Your answer should be the lines from the start of the records through the line with "## Line list: Electric-dipole lines, F⁺", copied word for word.

· · · · · · ·

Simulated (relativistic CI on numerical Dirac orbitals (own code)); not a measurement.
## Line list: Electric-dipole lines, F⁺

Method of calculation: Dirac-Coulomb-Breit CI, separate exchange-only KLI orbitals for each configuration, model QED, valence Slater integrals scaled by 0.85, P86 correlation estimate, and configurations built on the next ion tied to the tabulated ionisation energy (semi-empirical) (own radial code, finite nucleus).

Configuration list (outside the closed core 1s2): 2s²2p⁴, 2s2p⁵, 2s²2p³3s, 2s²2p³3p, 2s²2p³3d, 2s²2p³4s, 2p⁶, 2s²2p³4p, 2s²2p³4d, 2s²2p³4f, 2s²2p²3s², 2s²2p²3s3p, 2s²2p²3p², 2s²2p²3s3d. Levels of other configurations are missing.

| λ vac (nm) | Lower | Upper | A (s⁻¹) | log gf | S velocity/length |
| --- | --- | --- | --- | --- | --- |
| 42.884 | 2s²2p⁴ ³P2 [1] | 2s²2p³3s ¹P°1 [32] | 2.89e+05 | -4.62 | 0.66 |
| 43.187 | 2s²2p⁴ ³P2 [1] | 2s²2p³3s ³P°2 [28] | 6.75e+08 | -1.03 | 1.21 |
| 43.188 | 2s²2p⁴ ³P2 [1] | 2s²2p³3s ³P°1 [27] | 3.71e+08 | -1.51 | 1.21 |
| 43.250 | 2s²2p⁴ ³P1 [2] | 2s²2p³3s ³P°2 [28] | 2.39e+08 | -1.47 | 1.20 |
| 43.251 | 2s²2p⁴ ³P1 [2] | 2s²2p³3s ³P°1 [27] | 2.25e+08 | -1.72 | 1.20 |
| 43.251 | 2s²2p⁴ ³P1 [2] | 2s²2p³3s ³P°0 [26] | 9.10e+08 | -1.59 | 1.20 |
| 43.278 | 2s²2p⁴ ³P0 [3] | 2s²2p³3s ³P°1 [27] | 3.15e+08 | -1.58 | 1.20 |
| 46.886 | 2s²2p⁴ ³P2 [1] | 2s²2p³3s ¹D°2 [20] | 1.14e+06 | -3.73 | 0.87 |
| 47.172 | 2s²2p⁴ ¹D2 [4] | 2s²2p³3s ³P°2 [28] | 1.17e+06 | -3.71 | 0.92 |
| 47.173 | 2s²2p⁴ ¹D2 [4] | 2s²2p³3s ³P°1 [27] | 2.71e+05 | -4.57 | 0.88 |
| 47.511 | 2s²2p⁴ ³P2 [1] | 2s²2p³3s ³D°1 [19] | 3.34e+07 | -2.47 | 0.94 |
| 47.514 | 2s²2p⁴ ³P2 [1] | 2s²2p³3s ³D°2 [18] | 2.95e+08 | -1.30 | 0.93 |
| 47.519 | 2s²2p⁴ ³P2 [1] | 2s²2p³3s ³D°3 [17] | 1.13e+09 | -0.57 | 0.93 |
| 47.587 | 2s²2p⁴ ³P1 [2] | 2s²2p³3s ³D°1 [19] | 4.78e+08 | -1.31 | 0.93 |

· · · · · · ·

(Solution):
Simulated (relativistic CI on numerical Dirac orbitals (own code)); not a measurement.
## Line list: Electric-dipole lines, F⁺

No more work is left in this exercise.